[Work request]
Print the entire listing. Each line must match the original exactly.

[Records supplied]
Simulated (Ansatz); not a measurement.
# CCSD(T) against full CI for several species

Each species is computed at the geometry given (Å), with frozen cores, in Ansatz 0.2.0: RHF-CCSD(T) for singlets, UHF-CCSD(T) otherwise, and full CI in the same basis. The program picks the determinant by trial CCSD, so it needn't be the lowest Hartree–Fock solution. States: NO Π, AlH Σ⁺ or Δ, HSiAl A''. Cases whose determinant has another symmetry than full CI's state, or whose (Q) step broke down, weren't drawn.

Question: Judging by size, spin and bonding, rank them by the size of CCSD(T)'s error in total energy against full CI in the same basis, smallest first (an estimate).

[Answer section]
Simulated (Ansatz); not a measurement.
# CCSD(T) against full CI for several species

Each species is computed at the geometry given (Å), with frozen cores, in Ansatz 0.2.0: RHF-CCSD(T) for singlets, UHF-CCSD(T) otherwise, and full CI in the same basis. The program picks the determinant by trial CCSD, so it needn't be the lowest Hartree–Fock solution. States: NO Π, AlH Σ⁺ or Δ, HSiAl A''. Cases whose determinant has another symmetry than full CI's state, or whose (Q) step broke down, weren't drawn.

Question: Judging by size, spin and bonding, rank them by the size of CCSD(T)'s error in total energy against full CI in the same basis, smallest first (an estimate).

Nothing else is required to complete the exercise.